With spelling and spacing unchanged, write out each line of the material.

#### Source data
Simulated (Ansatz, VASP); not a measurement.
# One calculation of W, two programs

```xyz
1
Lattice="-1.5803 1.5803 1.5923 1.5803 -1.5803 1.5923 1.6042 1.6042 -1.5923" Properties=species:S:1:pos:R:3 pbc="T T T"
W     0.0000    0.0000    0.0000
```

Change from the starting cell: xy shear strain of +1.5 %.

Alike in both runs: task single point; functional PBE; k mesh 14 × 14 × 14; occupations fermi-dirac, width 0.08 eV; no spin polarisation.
########

## Written reply
Simulated (Ansatz, VASP); not a measurement.
# One calculation of W, two programs

```xyz
1
Lattice="-1.5803 1.5803 1.5923 1.5803 -1.5803 1.5923 1.6042 1.6042 -1.5923" Properties=species:S:1:pos:R:3 pbc="T T T"
W     0.0000    0.0000    0.0000
```

Change from the starting cell: xy shear strain of +1.5 %.

Alike in both runs: task single point; functional PBE; k mesh 14 × 14 × 14; occupations fermi-dirac, width 0.08 eV; no spin polarisation.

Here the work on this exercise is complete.